§ Dataset entries:
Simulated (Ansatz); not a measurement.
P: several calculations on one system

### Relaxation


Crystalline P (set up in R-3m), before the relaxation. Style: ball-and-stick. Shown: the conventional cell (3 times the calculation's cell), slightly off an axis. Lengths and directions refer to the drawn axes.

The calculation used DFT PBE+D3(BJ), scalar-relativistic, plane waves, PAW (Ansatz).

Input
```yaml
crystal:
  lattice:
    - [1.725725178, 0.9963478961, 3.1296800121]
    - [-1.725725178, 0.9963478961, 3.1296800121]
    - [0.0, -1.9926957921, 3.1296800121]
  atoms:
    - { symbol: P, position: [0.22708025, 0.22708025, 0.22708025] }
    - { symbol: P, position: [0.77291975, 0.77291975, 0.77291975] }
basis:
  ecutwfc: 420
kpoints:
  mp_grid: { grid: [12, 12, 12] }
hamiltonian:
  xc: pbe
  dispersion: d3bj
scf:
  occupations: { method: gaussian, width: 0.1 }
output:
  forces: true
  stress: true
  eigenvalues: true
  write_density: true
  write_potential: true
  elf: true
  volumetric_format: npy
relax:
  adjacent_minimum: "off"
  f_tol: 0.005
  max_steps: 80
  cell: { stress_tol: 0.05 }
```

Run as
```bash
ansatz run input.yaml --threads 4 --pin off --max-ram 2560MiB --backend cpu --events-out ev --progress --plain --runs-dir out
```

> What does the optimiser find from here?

§ Assignment: Copy down the material above exactly as it is.

§ Your solution:
Simulated (Ansatz); not a measurement.
P: several calculations on one system

### Relaxation


Crystalline P (set up in R-3m), before the relaxation. Style: ball-and-stick. Shown: the conventional cell (3 times the calculation's cell), slightly off an axis. Lengths and directions refer to the drawn axes.

The calculation used DFT PBE+D3(BJ), scalar-relativistic, plane waves, PAW (Ansatz).

Input
```yaml
crystal:
  lattice:
    - [1.725725178, 0.9963478961, 3.1296800121]
    - [-1.725725178, 0.9963478961, 3.1296800121]
    - [0.0, -1.9926957921, 3.1296800121]
  atoms:
    - { symbol: P, position: [0.22708025, 0.22708025, 0.22708025] }
    - { symbol: P, position: [0.77291975, 0.77291975, 0.77291975] }
basis:
  ecutwfc: 420
kpoints:
  mp_grid: { grid: [12, 12, 12] }
hamiltonian:
  xc: pbe
  dispersion: d3bj
scf:
  occupations: { method: gaussian, width: 0.1 }
output:
  forces: true
  stress: true
  eigenvalues: true
  write_density: true
  write_potential: true
  elf: true
  volumetric_format: npy
relax:
  adjacent_minimum: "off"
  f_tol: 0.005
  max_steps: 80
  cell: { stress_tol: 0.05 }
```

Run as
```bash
ansatz run input.yaml --threads 4 --pin off --max-ram 2560MiB --backend cpu --events-out ev --progress --plain --runs-dir out
```

> What does the optimiser find from here?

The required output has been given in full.